Required action: Find the line in the entries below that contains "# Os: VASP beside Ansatz". Repeat it exactly, and every line after it through the line that contains "VASP's potentials were".

########
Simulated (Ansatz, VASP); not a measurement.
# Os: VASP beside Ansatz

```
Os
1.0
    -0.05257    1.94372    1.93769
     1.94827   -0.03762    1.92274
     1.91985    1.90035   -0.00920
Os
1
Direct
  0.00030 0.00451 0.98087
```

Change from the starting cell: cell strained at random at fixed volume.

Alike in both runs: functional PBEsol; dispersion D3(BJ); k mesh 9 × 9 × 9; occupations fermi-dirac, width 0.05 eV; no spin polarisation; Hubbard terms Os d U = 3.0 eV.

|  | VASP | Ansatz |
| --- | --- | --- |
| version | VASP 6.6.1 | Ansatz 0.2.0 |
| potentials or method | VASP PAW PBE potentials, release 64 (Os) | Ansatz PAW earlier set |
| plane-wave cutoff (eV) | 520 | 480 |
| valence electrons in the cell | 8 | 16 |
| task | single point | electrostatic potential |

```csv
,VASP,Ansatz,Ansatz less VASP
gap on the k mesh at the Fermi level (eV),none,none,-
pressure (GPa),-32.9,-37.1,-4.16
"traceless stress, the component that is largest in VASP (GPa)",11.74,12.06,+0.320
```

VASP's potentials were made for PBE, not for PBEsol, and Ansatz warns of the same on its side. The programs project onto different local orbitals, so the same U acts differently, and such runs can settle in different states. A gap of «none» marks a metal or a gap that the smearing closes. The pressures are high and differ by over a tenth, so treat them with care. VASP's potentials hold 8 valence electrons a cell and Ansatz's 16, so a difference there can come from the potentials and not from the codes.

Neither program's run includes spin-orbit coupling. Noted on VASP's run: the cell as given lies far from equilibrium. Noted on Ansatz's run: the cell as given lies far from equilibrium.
########

Answer area:
# Os: VASP beside Ansatz

```
Os
1.0
    -0.05257    1.94372    1.93769
     1.94827   -0.03762    1.92274
     1.91985    1.90035   -0.00920
Os
1
Direct
  0.00030 0.00451 0.98087
```

Change from the starting cell: cell strained at random at fixed volume.

Alike in both runs: functional PBEsol; dispersion D3(BJ); k mesh 9 × 9 × 9; occupations fermi-dirac, width 0.05 eV; no spin polarisation; Hubbard terms Os d U = 3.0 eV.

|  | VASP | Ansatz |
| --- | --- | --- |
| version | VASP 6.6.1 | Ansatz 0.2.0 |
| potentials or method | VASP PAW PBE potentials, release 64 (Os) | Ansatz PAW earlier set |
| plane-wave cutoff (eV) | 520 | 480 |
| valence electrons in the cell | 8 | 16 |
| task | single point | electrostatic potential |

```csv
,VASP,Ansatz,Ansatz less VASP
gap on the k mesh at the Fermi level (eV),none,none,-
pressure (GPa),-32.9,-37.1,-4.16
"traceless stress, the component that is largest in VASP (GPa)",11.74,12.06,+0.320
```

VASP's potentials were made for PBE, not for PBEsol, and Ansatz warns of the same on its side. The programs project onto different local orbitals, so the same U acts differently, and such runs can settle in different states. A gap of «none» marks a metal or a gap that the smearing closes. The pressures are high and differ by over a tenth, so treat them with care. VASP's potentials hold 8 valence electrons a cell and Ansatz's 16, so a difference there can come from the potentials and not from the codes.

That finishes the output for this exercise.